## Provided information:
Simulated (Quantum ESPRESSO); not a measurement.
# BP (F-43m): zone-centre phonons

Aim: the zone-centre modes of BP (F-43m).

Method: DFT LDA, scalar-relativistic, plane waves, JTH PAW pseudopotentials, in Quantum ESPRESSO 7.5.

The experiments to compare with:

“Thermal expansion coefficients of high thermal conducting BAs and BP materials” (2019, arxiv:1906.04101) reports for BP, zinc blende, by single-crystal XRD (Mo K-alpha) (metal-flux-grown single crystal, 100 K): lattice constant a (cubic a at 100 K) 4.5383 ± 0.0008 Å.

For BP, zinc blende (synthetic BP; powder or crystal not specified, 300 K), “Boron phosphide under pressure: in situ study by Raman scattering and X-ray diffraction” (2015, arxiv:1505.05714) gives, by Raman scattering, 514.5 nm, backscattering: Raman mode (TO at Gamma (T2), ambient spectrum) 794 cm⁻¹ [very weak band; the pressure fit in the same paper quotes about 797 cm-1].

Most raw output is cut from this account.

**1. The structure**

## Brief:
Beginning at the top of the data, please return every line until and including the line containing "The experiments to", copied exactly, and nothing past it.

## Answer section:
Simulated (Quantum ESPRESSO); not a measurement.
# BP (F-43m): zone-centre phonons

Aim: the zone-centre modes of BP (F-43m).

Method: DFT LDA, scalar-relativistic, plane waves, JTH PAW pseudopotentials, in Quantum ESPRESSO 7.5.

The experiments to compare with:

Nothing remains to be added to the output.